Task item - In the listing below, write out exactly each line from the first through the one containing "Constants: e = 1.602176634e-19 C.".

---------------
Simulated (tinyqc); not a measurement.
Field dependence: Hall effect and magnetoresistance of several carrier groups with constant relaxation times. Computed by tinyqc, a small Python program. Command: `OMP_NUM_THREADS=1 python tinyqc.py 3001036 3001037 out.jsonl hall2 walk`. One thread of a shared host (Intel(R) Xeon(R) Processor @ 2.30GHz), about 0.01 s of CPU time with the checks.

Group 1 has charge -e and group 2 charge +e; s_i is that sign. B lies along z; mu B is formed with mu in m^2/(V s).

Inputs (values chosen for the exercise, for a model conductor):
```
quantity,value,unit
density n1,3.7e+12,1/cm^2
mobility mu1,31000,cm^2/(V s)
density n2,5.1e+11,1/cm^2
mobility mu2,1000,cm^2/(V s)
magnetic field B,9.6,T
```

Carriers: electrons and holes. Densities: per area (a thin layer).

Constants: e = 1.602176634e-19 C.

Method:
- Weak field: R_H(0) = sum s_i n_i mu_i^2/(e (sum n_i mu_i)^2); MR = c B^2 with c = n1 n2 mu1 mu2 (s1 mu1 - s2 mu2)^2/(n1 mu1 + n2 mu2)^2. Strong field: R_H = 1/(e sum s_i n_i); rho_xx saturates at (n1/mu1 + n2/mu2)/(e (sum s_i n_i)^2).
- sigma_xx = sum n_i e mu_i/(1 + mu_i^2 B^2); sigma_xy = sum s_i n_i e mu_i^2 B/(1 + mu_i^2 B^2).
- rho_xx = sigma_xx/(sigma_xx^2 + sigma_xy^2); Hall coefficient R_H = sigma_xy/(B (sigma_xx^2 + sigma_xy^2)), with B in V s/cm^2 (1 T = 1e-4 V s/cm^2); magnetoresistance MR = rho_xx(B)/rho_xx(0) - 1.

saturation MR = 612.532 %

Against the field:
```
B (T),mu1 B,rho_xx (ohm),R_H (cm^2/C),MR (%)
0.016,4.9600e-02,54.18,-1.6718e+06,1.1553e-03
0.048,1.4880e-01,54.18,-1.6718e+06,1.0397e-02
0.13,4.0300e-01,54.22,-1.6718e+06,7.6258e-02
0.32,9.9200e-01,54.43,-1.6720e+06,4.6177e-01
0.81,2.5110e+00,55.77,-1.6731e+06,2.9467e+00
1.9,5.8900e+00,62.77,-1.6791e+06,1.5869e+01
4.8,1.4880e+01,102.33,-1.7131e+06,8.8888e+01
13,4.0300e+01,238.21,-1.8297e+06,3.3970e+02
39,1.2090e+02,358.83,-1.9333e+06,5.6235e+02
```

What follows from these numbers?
---------------

Task answer -
Simulated (tinyqc); not a measurement.
Field dependence: Hall effect and magnetoresistance of several carrier groups with constant relaxation times. Computed by tinyqc, a small Python program. Command: `OMP_NUM_THREADS=1 python tinyqc.py 3001036 3001037 out.jsonl hall2 walk`. One thread of a shared host (Intel(R) Xeon(R) Processor @ 2.30GHz), about 0.01 s of CPU time with the checks.

Group 1 has charge -e and group 2 charge +e; s_i is that sign. B lies along z; mu B is formed with mu in m^2/(V s).

Inputs (values chosen for the exercise, for a model conductor):
```
quantity,value,unit
density n1,3.7e+12,1/cm^2
mobility mu1,31000,cm^2/(V s)
density n2,5.1e+11,1/cm^2
mobility mu2,1000,cm^2/(V s)
magnetic field B,9.6,T
```

Carriers: electrons and holes. Densities: per area (a thin layer).

Constants: e = 1.602176634e-19 C.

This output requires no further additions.